=== Supplied material ===
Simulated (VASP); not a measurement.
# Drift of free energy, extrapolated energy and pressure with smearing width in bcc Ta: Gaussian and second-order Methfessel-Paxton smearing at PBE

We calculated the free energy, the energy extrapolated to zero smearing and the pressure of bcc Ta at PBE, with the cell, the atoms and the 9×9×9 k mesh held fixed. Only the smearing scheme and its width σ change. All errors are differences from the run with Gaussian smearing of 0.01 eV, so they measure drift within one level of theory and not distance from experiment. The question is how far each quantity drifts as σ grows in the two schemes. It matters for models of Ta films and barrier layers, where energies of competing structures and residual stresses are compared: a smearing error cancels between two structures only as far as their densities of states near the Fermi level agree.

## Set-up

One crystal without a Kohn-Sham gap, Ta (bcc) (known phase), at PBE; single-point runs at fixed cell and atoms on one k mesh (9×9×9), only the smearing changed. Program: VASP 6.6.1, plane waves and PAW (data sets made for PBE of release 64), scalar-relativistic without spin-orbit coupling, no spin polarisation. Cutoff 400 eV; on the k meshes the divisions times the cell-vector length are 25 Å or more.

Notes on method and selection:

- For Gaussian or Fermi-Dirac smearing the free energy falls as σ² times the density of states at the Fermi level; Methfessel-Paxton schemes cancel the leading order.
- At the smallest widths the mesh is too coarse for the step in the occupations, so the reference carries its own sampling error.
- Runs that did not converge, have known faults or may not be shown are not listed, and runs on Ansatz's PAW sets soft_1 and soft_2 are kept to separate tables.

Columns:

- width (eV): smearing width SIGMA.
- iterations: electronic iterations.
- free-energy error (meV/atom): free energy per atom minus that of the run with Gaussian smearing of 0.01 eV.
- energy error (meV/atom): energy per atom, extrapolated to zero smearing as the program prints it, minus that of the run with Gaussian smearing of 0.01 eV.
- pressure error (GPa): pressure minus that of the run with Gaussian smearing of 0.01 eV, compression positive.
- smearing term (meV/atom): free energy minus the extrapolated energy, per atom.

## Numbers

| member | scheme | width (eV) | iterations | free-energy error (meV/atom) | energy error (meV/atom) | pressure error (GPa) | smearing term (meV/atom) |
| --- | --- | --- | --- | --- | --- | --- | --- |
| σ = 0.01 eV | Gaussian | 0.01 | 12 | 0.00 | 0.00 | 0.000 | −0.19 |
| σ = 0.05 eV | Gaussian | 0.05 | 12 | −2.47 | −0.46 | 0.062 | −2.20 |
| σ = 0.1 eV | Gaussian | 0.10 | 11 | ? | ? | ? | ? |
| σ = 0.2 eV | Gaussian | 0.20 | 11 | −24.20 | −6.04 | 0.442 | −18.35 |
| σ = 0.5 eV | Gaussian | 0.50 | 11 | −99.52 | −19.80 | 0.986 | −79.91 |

=== Action item ===
Where the listing above has a line with "0.000 | −0.19 |", start there, and output every line exactly through the line with "0.442 | −18.35 |", which is also included.

=== Exercise solution ===
| σ = 0.01 eV | Gaussian | 0.01 | 12 | 0.00 | 0.00 | 0.000 | −0.19 |
| σ = 0.05 eV | Gaussian | 0.05 | 12 | −2.47 | −0.46 | 0.062 | −2.20 |
| σ = 0.1 eV | Gaussian | 0.10 | 11 | ? | ? | ? | ? |
| σ = 0.2 eV | Gaussian | 0.20 | 11 | −24.20 | −6.04 | 0.442 | −18.35 |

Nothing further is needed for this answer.